▸ **Record extracts**:
....................

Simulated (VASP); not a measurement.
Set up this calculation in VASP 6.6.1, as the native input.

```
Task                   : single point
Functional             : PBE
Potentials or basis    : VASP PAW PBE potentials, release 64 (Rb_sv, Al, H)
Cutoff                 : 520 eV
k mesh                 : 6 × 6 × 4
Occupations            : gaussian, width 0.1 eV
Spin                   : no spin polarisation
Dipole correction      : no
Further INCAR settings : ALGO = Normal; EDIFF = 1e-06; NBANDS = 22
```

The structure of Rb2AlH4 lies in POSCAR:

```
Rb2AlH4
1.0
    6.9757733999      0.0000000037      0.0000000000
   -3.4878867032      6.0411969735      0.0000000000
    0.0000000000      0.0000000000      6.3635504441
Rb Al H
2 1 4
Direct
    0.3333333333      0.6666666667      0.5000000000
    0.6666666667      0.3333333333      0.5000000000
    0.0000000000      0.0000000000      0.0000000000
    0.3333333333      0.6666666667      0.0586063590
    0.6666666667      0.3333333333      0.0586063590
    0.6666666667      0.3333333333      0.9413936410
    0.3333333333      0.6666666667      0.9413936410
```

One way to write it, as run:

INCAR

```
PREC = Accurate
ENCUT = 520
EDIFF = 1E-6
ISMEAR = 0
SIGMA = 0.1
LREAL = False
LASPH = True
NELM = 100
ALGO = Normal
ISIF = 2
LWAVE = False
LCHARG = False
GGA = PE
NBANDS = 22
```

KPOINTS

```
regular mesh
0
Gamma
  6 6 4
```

....................

▸ **Work task**: Return the listing above exactly, line for line.

▸ **Written solution**:
Simulated (VASP); not a measurement.
Set up this calculation in VASP 6.6.1, as the native input.

```
Task                   : single point
Functional             : PBE
Potentials or basis    : VASP PAW PBE potentials, release 64 (Rb_sv, Al, H)
Cutoff                 : 520 eV
k mesh                 : 6 × 6 × 4
Occupations            : gaussian, width 0.1 eV
Spin                   : no spin polarisation
Dipole correction      : no
Further INCAR settings : ALGO = Normal; EDIFF = 1e-06; NBANDS = 22
```

The structure of Rb2AlH4 lies in POSCAR:

```
Rb2AlH4
1.0
    6.9757733999      0.0000000037      0.0000000000
   -3.4878867032      6.0411969735      0.0000000000
    0.0000000000      0.0000000000      6.3635504441
Rb Al H
2 1 4
Direct
    0.3333333333      0.6666666667      0.5000000000
    0.6666666667      0.3333333333      0.5000000000
    0.0000000000      0.0000000000      0.0000000000
    0.3333333333      0.6666666667      0.0586063590
    0.6666666667      0.3333333333      0.0586063590
    0.6666666667      0.3333333333      0.9413936410
    0.3333333333      0.6666666667      0.9413936410
```

One way to write it, as run:

INCAR

```
PREC = Accurate
ENCUT = 520
EDIFF = 1E-6
ISMEAR = 0
SIGMA = 0.1
LREAL = False
LASPH = True
NELM = 100
ALGO = Normal
ISIF = 2
LWAVE = False
LCHARG = False
GGA = PE
NBANDS = 22
```

KPOINTS

```
regular mesh
0
Gamma
  6 6 4
```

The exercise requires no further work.